Requirement >> The line containing "First run: DFT, PBE, all-electron" marks the end; copy exactly all lines from the start of the material up to and including it.

┌─ Supplied entries

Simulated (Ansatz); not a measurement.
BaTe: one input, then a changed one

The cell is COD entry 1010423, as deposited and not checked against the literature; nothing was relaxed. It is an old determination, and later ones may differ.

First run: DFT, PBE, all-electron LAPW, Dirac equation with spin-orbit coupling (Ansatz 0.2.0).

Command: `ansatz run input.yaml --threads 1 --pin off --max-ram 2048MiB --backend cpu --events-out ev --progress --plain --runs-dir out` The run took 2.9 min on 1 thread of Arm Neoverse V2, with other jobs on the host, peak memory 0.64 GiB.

└─

Task answer >>
Simulated (Ansatz); not a measurement.
BaTe: one input, then a changed one

The cell is COD entry 1010423, as deposited and not checked against the literature; nothing was relaxed. It is an old determination, and later ones may differ.

First run: DFT, PBE, all-electron LAPW, Dirac equation with spin-orbit coupling (Ansatz 0.2.0).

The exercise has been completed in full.